## DATA
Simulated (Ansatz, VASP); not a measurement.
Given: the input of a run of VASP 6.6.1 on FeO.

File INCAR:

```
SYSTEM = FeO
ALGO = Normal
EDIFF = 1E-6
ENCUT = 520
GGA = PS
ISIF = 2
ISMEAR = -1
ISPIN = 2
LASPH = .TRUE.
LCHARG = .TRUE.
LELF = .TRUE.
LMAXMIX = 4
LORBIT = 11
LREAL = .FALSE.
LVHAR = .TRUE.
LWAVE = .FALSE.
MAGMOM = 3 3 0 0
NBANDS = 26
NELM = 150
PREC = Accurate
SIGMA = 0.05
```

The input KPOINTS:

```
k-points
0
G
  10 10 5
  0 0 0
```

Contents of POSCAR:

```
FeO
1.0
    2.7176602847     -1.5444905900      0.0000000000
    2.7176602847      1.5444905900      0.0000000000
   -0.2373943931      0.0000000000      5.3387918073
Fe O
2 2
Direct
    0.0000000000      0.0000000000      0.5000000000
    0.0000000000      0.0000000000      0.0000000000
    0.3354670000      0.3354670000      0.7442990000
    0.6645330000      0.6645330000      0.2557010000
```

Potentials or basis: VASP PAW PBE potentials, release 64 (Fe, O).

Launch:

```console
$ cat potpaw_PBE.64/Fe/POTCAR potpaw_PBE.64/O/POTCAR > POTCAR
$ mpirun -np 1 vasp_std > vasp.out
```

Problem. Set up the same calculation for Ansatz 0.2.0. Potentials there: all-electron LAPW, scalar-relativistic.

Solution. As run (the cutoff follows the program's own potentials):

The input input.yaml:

## ACTIVITY
Begin at the first line of the records above and quote every line verbatim through the one that contains "Solution. As run".

## RESPONSE BOX
Simulated (Ansatz, VASP); not a measurement.
Given: the input of a run of VASP 6.6.1 on FeO.

File INCAR:

```
SYSTEM = FeO
ALGO = Normal
EDIFF = 1E-6
ENCUT = 520
GGA = PS
ISIF = 2
ISMEAR = -1
ISPIN = 2
LASPH = .TRUE.
LCHARG = .TRUE.
LELF = .TRUE.
LMAXMIX = 4
LORBIT = 11
LREAL = .FALSE.
LVHAR = .TRUE.
LWAVE = .FALSE.
MAGMOM = 3 3 0 0
NBANDS = 26
NELM = 150
PREC = Accurate
SIGMA = 0.05
```

The input KPOINTS:

```
k-points
0
G
  10 10 5
  0 0 0
```

Contents of POSCAR:

```
FeO
1.0
    2.7176602847     -1.5444905900      0.0000000000
    2.7176602847      1.5444905900      0.0000000000
   -0.2373943931      0.0000000000      5.3387918073
Fe O
2 2
Direct
    0.0000000000      0.0000000000      0.5000000000
    0.0000000000      0.0000000000      0.0000000000
    0.3354670000      0.3354670000      0.7442990000
    0.6645330000      0.6645330000      0.2557010000
```

Potentials or basis: VASP PAW PBE potentials, release 64 (Fe, O).

Launch:

```console
$ cat potpaw_PBE.64/Fe/POTCAR potpaw_PBE.64/O/POTCAR > POTCAR
$ mpirun -np 1 vasp_std > vasp.out
```

Problem. Set up the same calculation for Ansatz 0.2.0. Potentials there: all-electron LAPW, scalar-relativistic.

Solution. As run (the cutoff follows the program's own potentials):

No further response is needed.